WORK ITEM — Every line of the data is to be reproduced exactly.

SUPPLIED MATERIAL —
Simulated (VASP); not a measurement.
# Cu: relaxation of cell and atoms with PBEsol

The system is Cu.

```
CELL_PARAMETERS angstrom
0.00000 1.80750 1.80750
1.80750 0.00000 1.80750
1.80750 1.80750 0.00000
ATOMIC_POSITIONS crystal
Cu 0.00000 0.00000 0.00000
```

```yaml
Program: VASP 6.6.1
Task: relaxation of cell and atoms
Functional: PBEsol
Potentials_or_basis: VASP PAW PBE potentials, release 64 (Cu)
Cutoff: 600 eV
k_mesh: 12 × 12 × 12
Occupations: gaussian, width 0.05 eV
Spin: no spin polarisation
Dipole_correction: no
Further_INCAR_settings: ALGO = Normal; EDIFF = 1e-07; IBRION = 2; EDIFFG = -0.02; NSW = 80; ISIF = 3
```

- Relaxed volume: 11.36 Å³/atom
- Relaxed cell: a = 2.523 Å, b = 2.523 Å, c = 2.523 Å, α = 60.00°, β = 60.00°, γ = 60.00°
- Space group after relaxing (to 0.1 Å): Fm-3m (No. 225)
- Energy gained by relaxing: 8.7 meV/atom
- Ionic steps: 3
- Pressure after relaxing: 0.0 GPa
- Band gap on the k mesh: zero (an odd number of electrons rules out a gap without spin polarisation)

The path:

WORKED SOLUTION —
Simulated (VASP); not a measurement.
# Cu: relaxation of cell and atoms with PBEsol

The system is Cu.

```
CELL_PARAMETERS angstrom
0.00000 1.80750 1.80750
1.80750 0.00000 1.80750
1.80750 1.80750 0.00000
ATOMIC_POSITIONS crystal
Cu 0.00000 0.00000 0.00000
```

```yaml
Program: VASP 6.6.1
Task: relaxation of cell and atoms
Functional: PBEsol
Potentials_or_basis: VASP PAW PBE potentials, release 64 (Cu)
Cutoff: 600 eV
k_mesh: 12 × 12 × 12
Occupations: gaussian, width 0.05 eV
Spin: no spin polarisation
Dipole_correction: no
Further_INCAR_settings: ALGO = Normal; EDIFF = 1e-07; IBRION = 2; EDIFFG = -0.02; NSW = 80; ISIF = 3
```

- Relaxed volume: 11.36 Å³/atom
- Relaxed cell: a = 2.523 Å, b = 2.523 Å, c = 2.523 Å, α = 60.00°, β = 60.00°, γ = 60.00°
- Space group after relaxing (to 0.1 Å): Fm-3m (No. 225)
- Energy gained by relaxing: 8.7 meV/atom
- Ionic steps: 3
- Pressure after relaxing: 0.0 GPa
- Band gap on the k mesh: zero (an odd number of electrons rules out a gap without spin polarisation)

The path:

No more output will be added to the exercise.